- Exercise
The lines to be extracted run from the start of the listing through the line containing "A: From 1.99"; copy them exactly and nothing else.

- Extracted records
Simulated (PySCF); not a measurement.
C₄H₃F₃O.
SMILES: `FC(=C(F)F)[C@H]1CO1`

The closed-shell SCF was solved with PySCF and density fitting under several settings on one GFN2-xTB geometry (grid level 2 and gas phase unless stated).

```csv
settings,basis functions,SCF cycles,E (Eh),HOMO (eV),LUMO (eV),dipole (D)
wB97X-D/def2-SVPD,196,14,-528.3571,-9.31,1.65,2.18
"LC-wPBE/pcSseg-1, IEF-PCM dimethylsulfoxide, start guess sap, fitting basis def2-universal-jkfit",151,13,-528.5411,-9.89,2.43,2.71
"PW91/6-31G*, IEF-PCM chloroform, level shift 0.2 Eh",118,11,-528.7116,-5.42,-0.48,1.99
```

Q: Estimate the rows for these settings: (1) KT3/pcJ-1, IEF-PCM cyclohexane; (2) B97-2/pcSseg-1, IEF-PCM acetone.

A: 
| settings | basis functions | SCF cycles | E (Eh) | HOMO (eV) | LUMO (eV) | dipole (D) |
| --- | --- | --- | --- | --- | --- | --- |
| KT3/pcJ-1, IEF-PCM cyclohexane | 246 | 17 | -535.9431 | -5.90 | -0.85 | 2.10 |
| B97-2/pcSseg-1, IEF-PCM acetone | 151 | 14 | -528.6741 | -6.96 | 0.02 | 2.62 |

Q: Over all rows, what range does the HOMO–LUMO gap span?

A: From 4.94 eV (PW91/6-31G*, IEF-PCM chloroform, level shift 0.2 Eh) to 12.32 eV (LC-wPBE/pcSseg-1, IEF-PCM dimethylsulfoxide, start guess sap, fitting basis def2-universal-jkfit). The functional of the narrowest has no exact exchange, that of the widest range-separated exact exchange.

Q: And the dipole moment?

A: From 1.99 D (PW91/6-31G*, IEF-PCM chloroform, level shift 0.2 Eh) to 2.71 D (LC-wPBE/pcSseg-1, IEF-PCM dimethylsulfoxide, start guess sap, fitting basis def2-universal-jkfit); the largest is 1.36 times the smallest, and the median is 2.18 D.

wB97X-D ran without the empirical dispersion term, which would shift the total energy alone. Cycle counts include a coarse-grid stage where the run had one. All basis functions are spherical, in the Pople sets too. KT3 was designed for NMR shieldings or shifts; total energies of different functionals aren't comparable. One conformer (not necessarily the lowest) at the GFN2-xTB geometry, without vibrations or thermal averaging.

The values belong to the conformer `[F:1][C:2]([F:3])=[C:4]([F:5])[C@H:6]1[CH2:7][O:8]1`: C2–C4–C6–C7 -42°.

- Worked solution
Simulated (PySCF); not a measurement.
C₄H₃F₃O.
SMILES: `FC(=C(F)F)[C@H]1CO1`

The closed-shell SCF was solved with PySCF and density fitting under several settings on one GFN2-xTB geometry (grid level 2 and gas phase unless stated).

```csv
settings,basis functions,SCF cycles,E (Eh),HOMO (eV),LUMO (eV),dipole (D)
wB97X-D/def2-SVPD,196,14,-528.3571,-9.31,1.65,2.18
"LC-wPBE/pcSseg-1, IEF-PCM dimethylsulfoxide, start guess sap, fitting basis def2-universal-jkfit",151,13,-528.5411,-9.89,2.43,2.71
"PW91/6-31G*, IEF-PCM chloroform, level shift 0.2 Eh",118,11,-528.7116,-5.42,-0.48,1.99
```

Q: Estimate the rows for these settings: (1) KT3/pcJ-1, IEF-PCM cyclohexane; (2) B97-2/pcSseg-1, IEF-PCM acetone.

A: 
| settings | basis functions | SCF cycles | E (Eh) | HOMO (eV) | LUMO (eV) | dipole (D) |
| --- | --- | --- | --- | --- | --- | --- |
| KT3/pcJ-1, IEF-PCM cyclohexane | 246 | 17 | -535.9431 | -5.90 | -0.85 | 2.10 |
| B97-2/pcSseg-1, IEF-PCM acetone | 151 | 14 | -528.6741 | -6.96 | 0.02 | 2.62 |

Q: Over all rows, what range does the HOMO–LUMO gap span?

A: From 4.94 eV (PW91/6-31G*, IEF-PCM chloroform, level shift 0.2 Eh) to 12.32 eV (LC-wPBE/pcSseg-1, IEF-PCM dimethylsulfoxide, start guess sap, fitting basis def2-universal-jkfit). The functional of the narrowest has no exact exchange, that of the widest range-separated exact exchange.

Q: And the dipole moment?

A: From 1.99 D (PW91/6-31G*, IEF-PCM chloroform, level shift 0.2 Eh) to 2.71 D (LC-wPBE/pcSseg-1, IEF-PCM dimethylsulfoxide, start guess sap, fitting basis def2-universal-jkfit); the largest is 1.36 times the smallest, and the median is 2.18 D.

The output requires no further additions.